▶ DATA SECTION:
☆ ☆ ☆ ☆
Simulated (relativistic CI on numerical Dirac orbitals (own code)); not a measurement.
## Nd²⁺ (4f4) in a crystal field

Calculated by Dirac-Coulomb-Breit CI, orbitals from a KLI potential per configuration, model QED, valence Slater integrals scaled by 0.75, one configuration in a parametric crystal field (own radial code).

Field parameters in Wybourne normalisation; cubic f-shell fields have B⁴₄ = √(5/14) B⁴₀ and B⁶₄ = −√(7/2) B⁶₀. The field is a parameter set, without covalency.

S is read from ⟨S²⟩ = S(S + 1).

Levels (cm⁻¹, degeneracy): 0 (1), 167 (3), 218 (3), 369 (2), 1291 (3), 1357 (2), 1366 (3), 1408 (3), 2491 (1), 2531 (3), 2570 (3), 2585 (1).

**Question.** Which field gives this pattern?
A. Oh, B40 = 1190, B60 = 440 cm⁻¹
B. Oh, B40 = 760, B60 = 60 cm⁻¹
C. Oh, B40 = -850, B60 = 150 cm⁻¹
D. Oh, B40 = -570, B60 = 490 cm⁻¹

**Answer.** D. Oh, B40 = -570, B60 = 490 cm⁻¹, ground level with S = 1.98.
☆ ☆ ☆ ☆

▶ BRIEF: For this exercise, repeat each line of the listing exactly.

▶ EXPECTED ANSWER:
Simulated (relativistic CI on numerical Dirac orbitals (own code)); not a measurement.
## Nd²⁺ (4f4) in a crystal field

Calculated by Dirac-Coulomb-Breit CI, orbitals from a KLI potential per configuration, model QED, valence Slater integrals scaled by 0.75, one configuration in a parametric crystal field (own radial code).

Field parameters in Wybourne normalisation; cubic f-shell fields have B⁴₄ = √(5/14) B⁴₀ and B⁶₄ = −√(7/2) B⁶₀. The field is a parameter set, without covalency.

S is read from ⟨S²⟩ = S(S + 1).

Levels (cm⁻¹, degeneracy): 0 (1), 167 (3), 218 (3), 369 (2), 1291 (3), 1357 (2), 1366 (3), 1408 (3), 2491 (1), 2531 (3), 2570 (3), 2585 (1).

**Question.** Which field gives this pattern?
A. Oh, B40 = 1190, B60 = 440 cm⁻¹
B. Oh, B40 = 760, B60 = 60 cm⁻¹
C. Oh, B40 = -850, B60 = 150 cm⁻¹
D. Oh, B40 = -570, B60 = 490 cm⁻¹

**Answer.** D. Oh, B40 = -570, B60 = 490 cm⁻¹, ground level with S = 1.98.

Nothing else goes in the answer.